● Provided data
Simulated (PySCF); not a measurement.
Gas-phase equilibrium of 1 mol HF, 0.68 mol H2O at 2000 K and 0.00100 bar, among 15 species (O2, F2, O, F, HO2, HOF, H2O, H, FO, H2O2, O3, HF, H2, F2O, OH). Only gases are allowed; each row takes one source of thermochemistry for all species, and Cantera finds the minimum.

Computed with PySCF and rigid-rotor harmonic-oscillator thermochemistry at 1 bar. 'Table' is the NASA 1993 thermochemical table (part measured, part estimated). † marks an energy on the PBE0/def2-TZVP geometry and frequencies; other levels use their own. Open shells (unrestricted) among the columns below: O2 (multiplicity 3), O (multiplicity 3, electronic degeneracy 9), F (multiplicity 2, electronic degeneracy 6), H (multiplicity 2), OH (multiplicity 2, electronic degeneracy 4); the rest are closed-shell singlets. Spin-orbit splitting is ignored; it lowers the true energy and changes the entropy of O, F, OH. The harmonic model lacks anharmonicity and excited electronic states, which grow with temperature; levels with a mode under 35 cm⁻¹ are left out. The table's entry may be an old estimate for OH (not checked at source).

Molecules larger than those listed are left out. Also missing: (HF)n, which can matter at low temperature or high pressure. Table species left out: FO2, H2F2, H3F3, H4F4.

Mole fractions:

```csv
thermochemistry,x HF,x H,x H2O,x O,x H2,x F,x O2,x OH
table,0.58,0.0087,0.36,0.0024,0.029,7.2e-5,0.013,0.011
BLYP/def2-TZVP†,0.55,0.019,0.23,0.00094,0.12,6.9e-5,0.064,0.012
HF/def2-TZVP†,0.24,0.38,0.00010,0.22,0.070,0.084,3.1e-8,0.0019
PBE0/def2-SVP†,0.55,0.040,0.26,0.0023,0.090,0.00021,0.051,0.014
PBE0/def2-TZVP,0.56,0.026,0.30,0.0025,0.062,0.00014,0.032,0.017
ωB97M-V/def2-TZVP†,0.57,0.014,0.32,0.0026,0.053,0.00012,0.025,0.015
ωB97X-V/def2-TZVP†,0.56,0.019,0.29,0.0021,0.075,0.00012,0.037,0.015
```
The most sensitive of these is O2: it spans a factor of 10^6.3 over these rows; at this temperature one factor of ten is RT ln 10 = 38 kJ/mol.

● Assigned task
Starting at the top of the listing above, repeat every line exactly until the line that contains "Gas-phase equilibrium of" has been repeated too.

● Task output
Simulated (PySCF); not a measurement.
Gas-phase equilibrium of 1 mol HF, 0.68 mol H2O at 2000 K and 0.00100 bar, among 15 species (O2, F2, O, F, HO2, HOF, H2O, H, FO, H2O2, O3, HF, H2, F2O, OH). Only gases are allowed; each row takes one source of thermochemistry for all species, and Cantera finds the minimum.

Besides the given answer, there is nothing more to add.